[Raw data]

....................

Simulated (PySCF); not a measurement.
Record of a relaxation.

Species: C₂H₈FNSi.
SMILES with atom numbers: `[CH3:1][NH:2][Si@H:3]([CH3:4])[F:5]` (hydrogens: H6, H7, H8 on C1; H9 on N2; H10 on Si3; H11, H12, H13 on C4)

....................

[Assignment] Would you print each line of the material exactly?

[Task response]
Simulated (PySCF); not a measurement.
Record of a relaxation.

Species: C₂H₈FNSi.
SMILES with atom numbers: `[CH3:1][NH:2][Si@H:3]([CH3:4])[F:5]` (hydrogens: H6, H7, H8 on C1; H9 on N2; H10 on Si3; H11, H12, H13 on C4)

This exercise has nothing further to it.